Although the data below holds other lines too, output only those from the line with "Program: VASP 6.6.1." up to and including the line with "B. k mesh 19 × 19 × 19; cutoff (eV) 520", exactly as they appear.

..........
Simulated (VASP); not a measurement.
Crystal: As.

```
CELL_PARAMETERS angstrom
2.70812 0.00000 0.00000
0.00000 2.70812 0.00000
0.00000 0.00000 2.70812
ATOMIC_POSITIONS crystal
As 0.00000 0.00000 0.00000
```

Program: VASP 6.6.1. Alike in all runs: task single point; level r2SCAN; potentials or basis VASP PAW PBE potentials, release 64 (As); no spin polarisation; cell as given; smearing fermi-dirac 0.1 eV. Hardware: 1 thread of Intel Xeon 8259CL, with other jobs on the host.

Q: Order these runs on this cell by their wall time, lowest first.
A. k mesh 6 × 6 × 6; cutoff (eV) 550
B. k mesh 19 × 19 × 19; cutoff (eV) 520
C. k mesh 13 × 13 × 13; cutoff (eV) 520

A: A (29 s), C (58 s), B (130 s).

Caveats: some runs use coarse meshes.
..........

* Task answer:
Program: VASP 6.6.1. Alike in all runs: task single point; level r2SCAN; potentials or basis VASP PAW PBE potentials, release 64 (As); no spin polarisation; cell as given; smearing fermi-dirac 0.1 eV. Hardware: 1 thread of Intel Xeon 8259CL, with other jobs on the host.

Q: Order these runs on this cell by their wall time, lowest first.
A. k mesh 6 × 6 × 6; cutoff (eV) 550
B. k mesh 19 × 19 × 19; cutoff (eV) 520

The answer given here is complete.